Raw data:
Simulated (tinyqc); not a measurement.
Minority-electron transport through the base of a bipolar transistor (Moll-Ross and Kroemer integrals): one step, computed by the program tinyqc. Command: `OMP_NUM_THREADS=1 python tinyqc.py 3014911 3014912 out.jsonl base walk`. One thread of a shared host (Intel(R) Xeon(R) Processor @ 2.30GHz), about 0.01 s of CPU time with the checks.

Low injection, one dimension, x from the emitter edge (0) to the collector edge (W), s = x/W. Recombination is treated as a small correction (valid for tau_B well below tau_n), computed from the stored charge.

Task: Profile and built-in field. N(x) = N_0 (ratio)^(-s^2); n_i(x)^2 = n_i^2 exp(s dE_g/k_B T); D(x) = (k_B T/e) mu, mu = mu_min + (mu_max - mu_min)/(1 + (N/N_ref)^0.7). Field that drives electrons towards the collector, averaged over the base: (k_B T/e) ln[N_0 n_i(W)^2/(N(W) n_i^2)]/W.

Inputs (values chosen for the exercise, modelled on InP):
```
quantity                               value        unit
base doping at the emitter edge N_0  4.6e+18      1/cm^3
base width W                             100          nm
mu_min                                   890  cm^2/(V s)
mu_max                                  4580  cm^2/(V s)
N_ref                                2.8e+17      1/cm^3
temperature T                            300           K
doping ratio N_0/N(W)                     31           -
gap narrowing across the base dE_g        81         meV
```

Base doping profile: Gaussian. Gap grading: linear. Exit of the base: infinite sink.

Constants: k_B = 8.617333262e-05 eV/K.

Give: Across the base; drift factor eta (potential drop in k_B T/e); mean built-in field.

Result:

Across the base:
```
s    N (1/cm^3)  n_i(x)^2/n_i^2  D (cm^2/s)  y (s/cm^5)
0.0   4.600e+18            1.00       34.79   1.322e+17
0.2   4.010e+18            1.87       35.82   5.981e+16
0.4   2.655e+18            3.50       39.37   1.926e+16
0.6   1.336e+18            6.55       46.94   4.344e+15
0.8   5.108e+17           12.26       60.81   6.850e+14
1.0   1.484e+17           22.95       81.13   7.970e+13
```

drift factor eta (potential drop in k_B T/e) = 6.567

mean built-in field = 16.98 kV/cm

Work task: Copy exactly the lines that run from the first line of the data to the line containing "Minority-electron transport through", please, with both ends included and nothing else.

Response area:
Simulated (tinyqc); not a measurement.
Minority-electron transport through the base of a bipolar transistor (Moll-Ross and Kroemer integrals): one step, computed by the program tinyqc. Command: `OMP_NUM_THREADS=1 python tinyqc.py 3014911 3014912 out.jsonl base walk`. One thread of a shared host (Intel(R) Xeon(R) Processor @ 2.30GHz), about 0.01 s of CPU time with the checks.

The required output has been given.